● Provided data
===============

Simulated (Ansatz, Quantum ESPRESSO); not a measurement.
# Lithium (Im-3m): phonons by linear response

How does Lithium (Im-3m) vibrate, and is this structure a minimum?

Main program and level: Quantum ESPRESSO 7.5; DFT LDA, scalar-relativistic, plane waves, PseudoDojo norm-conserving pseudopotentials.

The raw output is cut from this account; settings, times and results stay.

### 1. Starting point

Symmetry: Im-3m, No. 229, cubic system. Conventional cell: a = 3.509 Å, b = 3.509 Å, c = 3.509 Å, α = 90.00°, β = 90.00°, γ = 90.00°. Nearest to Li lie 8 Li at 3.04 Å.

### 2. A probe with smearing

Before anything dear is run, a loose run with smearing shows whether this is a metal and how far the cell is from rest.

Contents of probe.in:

===============

Set down the whole of the material, exactly.

Simulated (Ansatz, Quantum ESPRESSO); not a measurement.
# Lithium (Im-3m): phonons by linear response

How does Lithium (Im-3m) vibrate, and is this structure a minimum?

Main program and level: Quantum ESPRESSO 7.5; DFT LDA, scalar-relativistic, plane waves, PseudoDojo norm-conserving pseudopotentials.

The raw output is cut from this account; settings, times and results stay.

### 1. Starting point

Symmetry: Im-3m, No. 229, cubic system. Conventional cell: a = 3.509 Å, b = 3.509 Å, c = 3.509 Å, α = 90.00°, β = 90.00°, γ = 90.00°. Nearest to Li lie 8 Li at 3.04 Å.

### 2. A probe with smearing

Before anything dear is run, a loose run with smearing shows whether this is a metal and how far the cell is from rest.

Contents of probe.in:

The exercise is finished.